> **Provided data**
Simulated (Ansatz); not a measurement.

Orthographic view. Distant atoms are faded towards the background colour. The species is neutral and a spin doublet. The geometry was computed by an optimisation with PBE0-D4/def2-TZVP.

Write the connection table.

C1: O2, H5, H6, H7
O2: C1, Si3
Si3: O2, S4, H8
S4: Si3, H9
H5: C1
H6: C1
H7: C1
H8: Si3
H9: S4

> **Assigned task**
Copy the entries word for word. Start at the first line and end with the line containing "Write the connection table.".

> **Task response**
Simulated (Ansatz); not a measurement.

Orthographic view. Distant atoms are faded towards the background colour. The species is neutral and a spin doublet. The geometry was computed by an optimisation with PBE0-D4/def2-TZVP.

Write the connection table.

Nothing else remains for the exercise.